= = =
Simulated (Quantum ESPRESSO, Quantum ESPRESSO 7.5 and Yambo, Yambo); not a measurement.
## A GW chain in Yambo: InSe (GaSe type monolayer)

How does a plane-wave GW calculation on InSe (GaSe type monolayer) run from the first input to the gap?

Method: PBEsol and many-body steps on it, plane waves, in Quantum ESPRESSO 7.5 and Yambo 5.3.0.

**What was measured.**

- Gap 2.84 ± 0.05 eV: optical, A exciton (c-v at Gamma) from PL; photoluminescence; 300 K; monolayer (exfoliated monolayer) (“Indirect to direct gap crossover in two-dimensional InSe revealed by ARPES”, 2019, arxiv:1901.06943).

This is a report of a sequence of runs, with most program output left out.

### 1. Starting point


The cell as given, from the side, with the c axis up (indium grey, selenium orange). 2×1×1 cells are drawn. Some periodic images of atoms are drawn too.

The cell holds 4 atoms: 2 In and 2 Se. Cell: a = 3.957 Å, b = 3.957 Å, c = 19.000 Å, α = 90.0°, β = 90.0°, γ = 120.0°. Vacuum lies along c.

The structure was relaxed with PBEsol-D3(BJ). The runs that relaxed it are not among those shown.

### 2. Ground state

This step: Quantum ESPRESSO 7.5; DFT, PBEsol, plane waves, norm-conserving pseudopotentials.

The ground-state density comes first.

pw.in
= = =

● **Brief**:
Your job is to print exactly the lines that run from the top of the entries through the line with "The ground-state density comes first.", and no others.

● **Worked solution**:
Simulated (Quantum ESPRESSO, Quantum ESPRESSO 7.5 and Yambo, Yambo); not a measurement.
## A GW chain in Yambo: InSe (GaSe type monolayer)

How does a plane-wave GW calculation on InSe (GaSe type monolayer) run from the first input to the gap?

Method: PBEsol and many-body steps on it, plane waves, in Quantum ESPRESSO 7.5 and Yambo 5.3.0.

**What was measured.**

- Gap 2.84 ± 0.05 eV: optical, A exciton (c-v at Gamma) from PL; photoluminescence; 300 K; monolayer (exfoliated monolayer) (“Indirect to direct gap crossover in two-dimensional InSe revealed by ARPES”, 2019, arxiv:1901.06943).

This is a report of a sequence of runs, with most program output left out.

### 1. Starting point


The cell as given, from the side, with the c axis up (indium grey, selenium orange). 2×1×1 cells are drawn. Some periodic images of atoms are drawn too.

The cell holds 4 atoms: 2 In and 2 Se. Cell: a = 3.957 Å, b = 3.957 Å, c = 19.000 Å, α = 90.0°, β = 90.0°, γ = 120.0°. Vacuum lies along c.

The structure was relaxed with PBEsol-D3(BJ). The runs that relaxed it are not among those shown.

### 2. Ground state

This step: Quantum ESPRESSO 7.5; DFT, PBEsol, plane waves, norm-conserving pseudopotentials.

The ground-state density comes first.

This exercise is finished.